## BRIEF
Set down each line from the start of the material exactly, please, up to and including the one that contains "Site moments also".

## LISTED ENTRIES
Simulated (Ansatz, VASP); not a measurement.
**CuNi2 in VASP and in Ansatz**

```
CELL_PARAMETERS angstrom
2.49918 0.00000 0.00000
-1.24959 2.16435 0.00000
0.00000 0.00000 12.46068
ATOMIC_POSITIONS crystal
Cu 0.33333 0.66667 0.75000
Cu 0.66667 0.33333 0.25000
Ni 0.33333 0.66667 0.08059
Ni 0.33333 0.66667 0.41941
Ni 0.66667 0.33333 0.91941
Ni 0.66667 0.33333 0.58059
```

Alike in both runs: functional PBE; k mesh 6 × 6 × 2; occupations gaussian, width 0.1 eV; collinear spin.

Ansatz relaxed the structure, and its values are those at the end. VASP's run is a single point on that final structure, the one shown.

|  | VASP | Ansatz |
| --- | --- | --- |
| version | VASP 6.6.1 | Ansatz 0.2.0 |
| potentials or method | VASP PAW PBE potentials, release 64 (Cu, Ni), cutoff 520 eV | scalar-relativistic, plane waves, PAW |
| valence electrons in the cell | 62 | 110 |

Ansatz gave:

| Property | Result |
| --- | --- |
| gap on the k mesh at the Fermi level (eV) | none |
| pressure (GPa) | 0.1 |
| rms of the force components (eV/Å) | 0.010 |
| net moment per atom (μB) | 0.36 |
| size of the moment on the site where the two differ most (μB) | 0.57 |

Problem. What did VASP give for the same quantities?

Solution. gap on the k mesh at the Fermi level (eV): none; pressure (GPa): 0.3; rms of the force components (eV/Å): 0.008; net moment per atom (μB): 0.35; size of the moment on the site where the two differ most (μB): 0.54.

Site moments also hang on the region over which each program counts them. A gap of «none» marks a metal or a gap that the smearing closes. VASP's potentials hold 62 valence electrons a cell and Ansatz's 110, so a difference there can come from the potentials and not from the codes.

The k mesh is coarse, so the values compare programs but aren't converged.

## TASK ANSWER
Simulated (Ansatz, VASP); not a measurement.
**CuNi2 in VASP and in Ansatz**

```
CELL_PARAMETERS angstrom
2.49918 0.00000 0.00000
-1.24959 2.16435 0.00000
0.00000 0.00000 12.46068
ATOMIC_POSITIONS crystal
Cu 0.33333 0.66667 0.75000
Cu 0.66667 0.33333 0.25000
Ni 0.33333 0.66667 0.08059
Ni 0.33333 0.66667 0.41941
Ni 0.66667 0.33333 0.91941
Ni 0.66667 0.33333 0.58059
```

Alike in both runs: functional PBE; k mesh 6 × 6 × 2; occupations gaussian, width 0.1 eV; collinear spin.

Ansatz relaxed the structure, and its values are those at the end. VASP's run is a single point on that final structure, the one shown.

|  | VASP | Ansatz |
| --- | --- | --- |
| version | VASP 6.6.1 | Ansatz 0.2.0 |
| potentials or method | VASP PAW PBE potentials, release 64 (Cu, Ni), cutoff 520 eV | scalar-relativistic, plane waves, PAW |
| valence electrons in the cell | 62 | 110 |

Ansatz gave:

| Property | Result |
| --- | --- |
| gap on the k mesh at the Fermi level (eV) | none |
| pressure (GPa) | 0.1 |
| rms of the force components (eV/Å) | 0.010 |
| net moment per atom (μB) | 0.36 |
| size of the moment on the site where the two differ most (μB) | 0.57 |

Problem. What did VASP give for the same quantities?

Solution. gap on the k mesh at the Fermi level (eV): none; pressure (GPa): 0.3; rms of the force components (eV/Å): 0.008; net moment per atom (μB): 0.35; size of the moment on the site where the two differ most (μB): 0.54.

Site moments also hang on the region over which each program counts them. A gap of «none» marks a metal or a gap that the smearing closes. VASP's potentials hold 62 valence electrons a cell and Ansatz's 110, so a difference there can come from the potentials and not from the codes.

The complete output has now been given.